I need all the entries repeated exactly as written.

====== Entries shown ======
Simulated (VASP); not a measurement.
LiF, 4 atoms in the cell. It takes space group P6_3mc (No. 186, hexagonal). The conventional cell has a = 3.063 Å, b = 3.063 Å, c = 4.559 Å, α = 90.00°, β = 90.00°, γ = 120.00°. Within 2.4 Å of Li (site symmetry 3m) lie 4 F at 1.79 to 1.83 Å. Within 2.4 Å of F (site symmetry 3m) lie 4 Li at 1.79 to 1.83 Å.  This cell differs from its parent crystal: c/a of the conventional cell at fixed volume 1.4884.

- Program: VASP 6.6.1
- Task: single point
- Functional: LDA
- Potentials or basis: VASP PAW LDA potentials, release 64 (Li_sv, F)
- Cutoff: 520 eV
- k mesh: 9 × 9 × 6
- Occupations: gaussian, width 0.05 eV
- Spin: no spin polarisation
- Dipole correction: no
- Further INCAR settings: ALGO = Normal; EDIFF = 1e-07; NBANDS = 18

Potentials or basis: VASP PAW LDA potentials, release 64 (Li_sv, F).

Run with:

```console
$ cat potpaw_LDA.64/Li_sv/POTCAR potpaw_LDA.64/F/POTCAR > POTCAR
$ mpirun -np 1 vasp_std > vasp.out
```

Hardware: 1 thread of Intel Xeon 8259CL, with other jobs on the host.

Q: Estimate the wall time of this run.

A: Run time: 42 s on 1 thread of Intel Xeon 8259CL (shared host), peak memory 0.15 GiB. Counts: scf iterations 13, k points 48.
======

* Reply *
Simulated (VASP); not a measurement.
LiF, 4 atoms in the cell. It takes space group P6_3mc (No. 186, hexagonal). The conventional cell has a = 3.063 Å, b = 3.063 Å, c = 4.559 Å, α = 90.00°, β = 90.00°, γ = 120.00°. Within 2.4 Å of Li (site symmetry 3m) lie 4 F at 1.79 to 1.83 Å. Within 2.4 Å of F (site symmetry 3m) lie 4 Li at 1.79 to 1.83 Å.  This cell differs from its parent crystal: c/a of the conventional cell at fixed volume 1.4884.

- Program: VASP 6.6.1
- Task: single point
- Functional: LDA
- Potentials or basis: VASP PAW LDA potentials, release 64 (Li_sv, F)
- Cutoff: 520 eV
- k mesh: 9 × 9 × 6
- Occupations: gaussian, width 0.05 eV
- Spin: no spin polarisation
- Dipole correction: no
- Further INCAR settings: ALGO = Normal; EDIFF = 1e-07; NBANDS = 18

Potentials or basis: VASP PAW LDA potentials, release 64 (Li_sv, F).

Run with:

```console
$ cat potpaw_LDA.64/Li_sv/POTCAR potpaw_LDA.64/F/POTCAR > POTCAR
$ mpirun -np 1 vasp_std > vasp.out
```

Hardware: 1 thread of Intel Xeon 8259CL, with other jobs on the host.

Q: Estimate the wall time of this run.

A: Run time: 42 s on 1 thread of Intel Xeon 8259CL (shared host), peak memory 0.15 GiB. Counts: scf iterations 13, k points 48.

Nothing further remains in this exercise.